◆ Activity ◆
Reproduce exactly the opening lines of the listing, stopping after the line that contains "Task: All from" and including it.

◆ Data extracts ◆
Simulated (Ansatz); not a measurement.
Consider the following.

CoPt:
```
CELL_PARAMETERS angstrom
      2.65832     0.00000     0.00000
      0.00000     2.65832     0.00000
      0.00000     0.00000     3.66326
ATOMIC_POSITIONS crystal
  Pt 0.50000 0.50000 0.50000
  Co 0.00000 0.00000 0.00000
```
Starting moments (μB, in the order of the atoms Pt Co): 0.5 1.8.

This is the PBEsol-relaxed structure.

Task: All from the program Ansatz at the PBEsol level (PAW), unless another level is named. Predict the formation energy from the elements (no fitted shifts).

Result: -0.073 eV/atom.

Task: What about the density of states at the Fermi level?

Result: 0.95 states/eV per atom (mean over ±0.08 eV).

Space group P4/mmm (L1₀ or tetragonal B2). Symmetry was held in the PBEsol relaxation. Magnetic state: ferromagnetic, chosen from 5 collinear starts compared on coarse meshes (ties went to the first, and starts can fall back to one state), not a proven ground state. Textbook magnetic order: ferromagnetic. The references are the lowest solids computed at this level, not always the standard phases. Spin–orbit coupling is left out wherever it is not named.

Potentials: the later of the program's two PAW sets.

◆ Written reply ◆
Simulated (Ansatz); not a measurement.
Consider the following.

CoPt:
```
CELL_PARAMETERS angstrom
      2.65832     0.00000     0.00000
      0.00000     2.65832     0.00000
      0.00000     0.00000     3.66326
ATOMIC_POSITIONS crystal
  Pt 0.50000 0.50000 0.50000
  Co 0.00000 0.00000 0.00000
```
Starting moments (μB, in the order of the atoms Pt Co): 0.5 1.8.

This is the PBEsol-relaxed structure.

Task: All from the program Ansatz at the PBEsol level (PAW), unless another level is named. Predict the formation energy from the elements (no fitted shifts).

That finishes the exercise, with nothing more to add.